REQUIRED ACTION |
Return only that part of the material below which starts with the line containing "The pressure is" and goes on through the line containing "Caveat: the PAW", restated exactly.

#### EXCERPTED RECORDS
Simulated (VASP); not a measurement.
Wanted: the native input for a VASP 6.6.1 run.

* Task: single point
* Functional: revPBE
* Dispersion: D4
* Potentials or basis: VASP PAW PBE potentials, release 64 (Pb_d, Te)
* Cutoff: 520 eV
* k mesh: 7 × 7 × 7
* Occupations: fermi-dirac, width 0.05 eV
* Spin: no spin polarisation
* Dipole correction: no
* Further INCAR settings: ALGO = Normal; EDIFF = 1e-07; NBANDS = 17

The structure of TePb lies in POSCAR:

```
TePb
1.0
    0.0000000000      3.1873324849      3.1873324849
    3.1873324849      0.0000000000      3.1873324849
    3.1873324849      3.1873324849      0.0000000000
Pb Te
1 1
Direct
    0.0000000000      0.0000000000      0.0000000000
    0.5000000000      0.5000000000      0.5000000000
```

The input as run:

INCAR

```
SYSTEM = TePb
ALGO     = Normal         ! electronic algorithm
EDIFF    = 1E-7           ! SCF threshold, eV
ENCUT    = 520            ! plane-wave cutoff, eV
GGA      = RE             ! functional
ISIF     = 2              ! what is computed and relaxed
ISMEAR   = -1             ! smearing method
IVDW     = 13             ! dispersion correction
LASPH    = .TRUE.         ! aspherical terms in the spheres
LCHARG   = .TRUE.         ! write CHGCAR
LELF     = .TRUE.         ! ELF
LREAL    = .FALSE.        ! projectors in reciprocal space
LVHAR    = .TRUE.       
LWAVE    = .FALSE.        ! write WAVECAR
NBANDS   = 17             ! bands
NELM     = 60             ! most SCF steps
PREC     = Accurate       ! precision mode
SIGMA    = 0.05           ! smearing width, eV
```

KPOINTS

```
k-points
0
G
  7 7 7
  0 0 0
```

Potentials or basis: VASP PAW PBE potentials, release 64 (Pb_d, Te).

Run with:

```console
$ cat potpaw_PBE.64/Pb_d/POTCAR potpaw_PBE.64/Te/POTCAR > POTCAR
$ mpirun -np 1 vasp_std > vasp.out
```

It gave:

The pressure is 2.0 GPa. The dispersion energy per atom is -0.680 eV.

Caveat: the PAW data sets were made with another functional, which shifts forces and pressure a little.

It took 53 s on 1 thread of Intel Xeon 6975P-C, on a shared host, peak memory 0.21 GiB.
########

EXERCISE ANSWER |
The pressure is 2.0 GPa. The dispersion energy per atom is -0.680 eV.

Caveat: the PAW data sets were made with another functional, which shifts forces and pressure a little.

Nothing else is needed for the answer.